**Data extract**
++++++
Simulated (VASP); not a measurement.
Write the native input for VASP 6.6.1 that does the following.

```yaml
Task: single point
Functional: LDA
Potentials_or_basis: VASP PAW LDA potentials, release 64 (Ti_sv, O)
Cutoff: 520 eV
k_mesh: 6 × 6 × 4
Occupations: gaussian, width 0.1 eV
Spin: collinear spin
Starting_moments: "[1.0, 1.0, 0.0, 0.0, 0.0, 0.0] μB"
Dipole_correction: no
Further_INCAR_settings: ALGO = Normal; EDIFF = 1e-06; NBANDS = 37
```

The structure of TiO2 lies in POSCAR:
++++++

The material above should be given again in full, exactly.

Simulated (VASP); not a measurement.
Write the native input for VASP 6.6.1 that does the following.

```yaml
Task: single point
Functional: LDA
Potentials_or_basis: VASP PAW LDA potentials, release 64 (Ti_sv, O)
Cutoff: 520 eV
k_mesh: 6 × 6 × 4
Occupations: gaussian, width 0.1 eV
Spin: collinear spin
Starting_moments: "[1.0, 1.0, 0.0, 0.0, 0.0, 0.0] μB"
Dipole_correction: no
Further_INCAR_settings: ALGO = Normal; EDIFF = 1e-06; NBANDS = 37
```

The structure of TiO2 lies in POSCAR:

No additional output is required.